##### Dataset entries

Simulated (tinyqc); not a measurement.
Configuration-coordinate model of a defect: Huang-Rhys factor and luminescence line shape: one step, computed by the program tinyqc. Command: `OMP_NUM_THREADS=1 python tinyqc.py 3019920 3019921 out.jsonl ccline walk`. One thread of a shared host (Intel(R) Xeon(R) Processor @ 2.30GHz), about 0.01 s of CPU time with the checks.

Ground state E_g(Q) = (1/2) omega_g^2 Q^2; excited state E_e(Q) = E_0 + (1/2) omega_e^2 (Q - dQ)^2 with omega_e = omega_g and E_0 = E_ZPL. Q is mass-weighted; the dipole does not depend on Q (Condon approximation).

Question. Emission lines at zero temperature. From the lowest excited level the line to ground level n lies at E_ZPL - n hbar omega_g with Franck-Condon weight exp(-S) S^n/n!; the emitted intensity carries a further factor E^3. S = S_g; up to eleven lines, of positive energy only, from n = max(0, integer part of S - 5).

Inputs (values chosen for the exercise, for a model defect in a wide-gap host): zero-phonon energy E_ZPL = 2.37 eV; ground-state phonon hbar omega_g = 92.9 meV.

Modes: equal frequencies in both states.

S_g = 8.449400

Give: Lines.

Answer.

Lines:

##########

Activity: Copy every line of the data above, beginning with the first and ending with the line that contains "Question. Emission lines", and give nothing more.

Answer space:
Simulated (tinyqc); not a measurement.
Configuration-coordinate model of a defect: Huang-Rhys factor and luminescence line shape: one step, computed by the program tinyqc. Command: `OMP_NUM_THREADS=1 python tinyqc.py 3019920 3019921 out.jsonl ccline walk`. One thread of a shared host (Intel(R) Xeon(R) Processor @ 2.30GHz), about 0.01 s of CPU time with the checks.

Ground state E_g(Q) = (1/2) omega_g^2 Q^2; excited state E_e(Q) = E_0 + (1/2) omega_e^2 (Q - dQ)^2 with omega_e = omega_g and E_0 = E_ZPL. Q is mass-weighted; the dipole does not depend on Q (Condon approximation).

Question. Emission lines at zero temperature. From the lowest excited level the line to ground level n lies at E_ZPL - n hbar omega_g with Franck-Condon weight exp(-S) S^n/n!; the emitted intensity carries a further factor E^3. S = S_g; up to eleven lines, of positive energy only, from n = max(0, integer part of S - 5).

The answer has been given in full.